■ DATA SHOWN:
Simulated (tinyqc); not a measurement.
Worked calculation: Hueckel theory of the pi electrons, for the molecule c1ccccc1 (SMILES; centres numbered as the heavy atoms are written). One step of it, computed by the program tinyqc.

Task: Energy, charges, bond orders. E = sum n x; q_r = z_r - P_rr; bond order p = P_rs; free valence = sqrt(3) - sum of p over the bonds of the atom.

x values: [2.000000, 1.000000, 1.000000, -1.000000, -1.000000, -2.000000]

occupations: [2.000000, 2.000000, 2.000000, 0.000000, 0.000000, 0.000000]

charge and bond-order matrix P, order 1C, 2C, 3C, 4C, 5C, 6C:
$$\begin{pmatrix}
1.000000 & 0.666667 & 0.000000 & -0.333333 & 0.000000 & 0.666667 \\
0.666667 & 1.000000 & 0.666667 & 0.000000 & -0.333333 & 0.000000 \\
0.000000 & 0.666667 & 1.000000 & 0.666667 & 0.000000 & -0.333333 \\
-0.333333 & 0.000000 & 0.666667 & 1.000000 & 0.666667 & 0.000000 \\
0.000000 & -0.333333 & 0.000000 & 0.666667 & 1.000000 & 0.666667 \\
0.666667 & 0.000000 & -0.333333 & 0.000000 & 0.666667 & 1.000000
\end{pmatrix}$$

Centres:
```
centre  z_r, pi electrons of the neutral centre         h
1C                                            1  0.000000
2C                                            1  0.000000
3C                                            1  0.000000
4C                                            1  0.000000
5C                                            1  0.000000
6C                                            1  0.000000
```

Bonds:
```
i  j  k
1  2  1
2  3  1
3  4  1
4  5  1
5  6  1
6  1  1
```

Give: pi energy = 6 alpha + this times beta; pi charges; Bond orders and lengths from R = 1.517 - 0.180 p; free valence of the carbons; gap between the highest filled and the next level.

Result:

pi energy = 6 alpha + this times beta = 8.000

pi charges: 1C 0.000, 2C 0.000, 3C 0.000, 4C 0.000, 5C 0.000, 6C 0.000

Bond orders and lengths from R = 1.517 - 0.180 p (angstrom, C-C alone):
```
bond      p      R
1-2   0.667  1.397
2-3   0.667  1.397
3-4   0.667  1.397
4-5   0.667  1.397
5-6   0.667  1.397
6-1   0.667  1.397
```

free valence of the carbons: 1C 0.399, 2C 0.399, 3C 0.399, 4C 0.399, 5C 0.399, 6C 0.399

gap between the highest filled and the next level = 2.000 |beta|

■ WORK TASK:
In the answer, give the lines from the first line of the data through the line with "-1.000000, -1.000000, -2.000000]", exactly as they appear and with no additions.

■ YOUR SOLUTION:
Simulated (tinyqc); not a measurement.
Worked calculation: Hueckel theory of the pi electrons, for the molecule c1ccccc1 (SMILES; centres numbered as the heavy atoms are written). One step of it, computed by the program tinyqc.

Task: Energy, charges, bond orders. E = sum n x; q_r = z_r - P_rr; bond order p = P_rs; free valence = sqrt(3) - sum of p over the bonds of the atom.

x values: [2.000000, 1.000000, 1.000000, -1.000000, -1.000000, -2.000000]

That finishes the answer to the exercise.